**Brief:** All records are to be restated exactly, each line as it reads.

**Supplied data:**
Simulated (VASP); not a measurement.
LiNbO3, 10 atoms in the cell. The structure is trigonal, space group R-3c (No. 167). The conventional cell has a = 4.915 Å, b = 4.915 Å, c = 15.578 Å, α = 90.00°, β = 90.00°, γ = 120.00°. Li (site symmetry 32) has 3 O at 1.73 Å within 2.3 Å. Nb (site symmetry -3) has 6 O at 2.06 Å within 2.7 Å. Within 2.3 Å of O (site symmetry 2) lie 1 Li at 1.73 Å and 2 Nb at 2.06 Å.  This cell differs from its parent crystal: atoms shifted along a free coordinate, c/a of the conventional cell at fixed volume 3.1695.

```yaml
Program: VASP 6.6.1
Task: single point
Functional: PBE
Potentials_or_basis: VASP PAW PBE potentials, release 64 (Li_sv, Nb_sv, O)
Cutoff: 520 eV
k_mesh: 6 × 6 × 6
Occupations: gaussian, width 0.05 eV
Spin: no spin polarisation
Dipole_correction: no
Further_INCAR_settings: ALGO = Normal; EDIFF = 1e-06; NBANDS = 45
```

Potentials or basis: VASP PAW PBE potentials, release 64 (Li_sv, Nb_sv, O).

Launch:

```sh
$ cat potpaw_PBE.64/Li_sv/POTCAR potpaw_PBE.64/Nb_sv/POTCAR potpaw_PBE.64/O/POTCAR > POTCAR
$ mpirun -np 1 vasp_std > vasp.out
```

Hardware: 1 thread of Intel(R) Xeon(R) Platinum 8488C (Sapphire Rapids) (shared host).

**Answer box:**
Simulated (VASP); not a measurement.
LiNbO3, 10 atoms in the cell. The structure is trigonal, space group R-3c (No. 167). The conventional cell has a = 4.915 Å, b = 4.915 Å, c = 15.578 Å, α = 90.00°, β = 90.00°, γ = 120.00°. Li (site symmetry 32) has 3 O at 1.73 Å within 2.3 Å. Nb (site symmetry -3) has 6 O at 2.06 Å within 2.7 Å. Within 2.3 Å of O (site symmetry 2) lie 1 Li at 1.73 Å and 2 Nb at 2.06 Å.  This cell differs from its parent crystal: atoms shifted along a free coordinate, c/a of the conventional cell at fixed volume 3.1695.

```yaml
Program: VASP 6.6.1
Task: single point
Functional: PBE
Potentials_or_basis: VASP PAW PBE potentials, release 64 (Li_sv, Nb_sv, O)
Cutoff: 520 eV
k_mesh: 6 × 6 × 6
Occupations: gaussian, width 0.05 eV
Spin: no spin polarisation
Dipole_correction: no
Further_INCAR_settings: ALGO = Normal; EDIFF = 1e-06; NBANDS = 45
```

Potentials or basis: VASP PAW PBE potentials, release 64 (Li_sv, Nb_sv, O).

Launch:

```sh
$ cat potpaw_PBE.64/Li_sv/POTCAR potpaw_PBE.64/Nb_sv/POTCAR potpaw_PBE.64/O/POTCAR > POTCAR
$ mpirun -np 1 vasp_std > vasp.out
```

Hardware: 1 thread of Intel(R) Xeon(R) Platinum 8488C (Sapphire Rapids) (shared host).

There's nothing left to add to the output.